## [Study material]
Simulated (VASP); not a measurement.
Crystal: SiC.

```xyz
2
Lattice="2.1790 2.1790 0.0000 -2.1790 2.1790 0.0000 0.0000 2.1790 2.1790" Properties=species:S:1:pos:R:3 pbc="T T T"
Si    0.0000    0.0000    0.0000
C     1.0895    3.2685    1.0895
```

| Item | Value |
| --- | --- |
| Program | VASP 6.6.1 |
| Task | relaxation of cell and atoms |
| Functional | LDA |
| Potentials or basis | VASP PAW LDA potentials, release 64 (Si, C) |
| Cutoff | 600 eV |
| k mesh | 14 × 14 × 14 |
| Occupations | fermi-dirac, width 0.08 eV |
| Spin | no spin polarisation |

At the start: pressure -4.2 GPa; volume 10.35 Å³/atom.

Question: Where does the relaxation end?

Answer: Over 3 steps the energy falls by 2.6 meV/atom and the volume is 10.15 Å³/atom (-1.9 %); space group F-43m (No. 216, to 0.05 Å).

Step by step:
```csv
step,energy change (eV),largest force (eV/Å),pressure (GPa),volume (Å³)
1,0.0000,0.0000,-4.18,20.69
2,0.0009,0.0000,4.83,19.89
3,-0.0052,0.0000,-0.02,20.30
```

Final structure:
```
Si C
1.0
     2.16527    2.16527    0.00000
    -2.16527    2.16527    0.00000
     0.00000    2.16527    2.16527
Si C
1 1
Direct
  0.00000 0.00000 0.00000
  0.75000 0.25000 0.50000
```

## [Work task]
Set down, from the entries above, exactly the lines from the one with "64 (Si, C) |" up to and including the one with "Question: Where does the relaxation end?", and no other lines.

## [Exercise solution]
| Potentials or basis | VASP PAW LDA potentials, release 64 (Si, C) |
| Cutoff | 600 eV |
| k mesh | 14 × 14 × 14 |
| Occupations | fermi-dirac, width 0.08 eV |
| Spin | no spin polarisation |

At the start: pressure -4.2 GPa; volume 10.35 Å³/atom.

Question: Where does the relaxation end?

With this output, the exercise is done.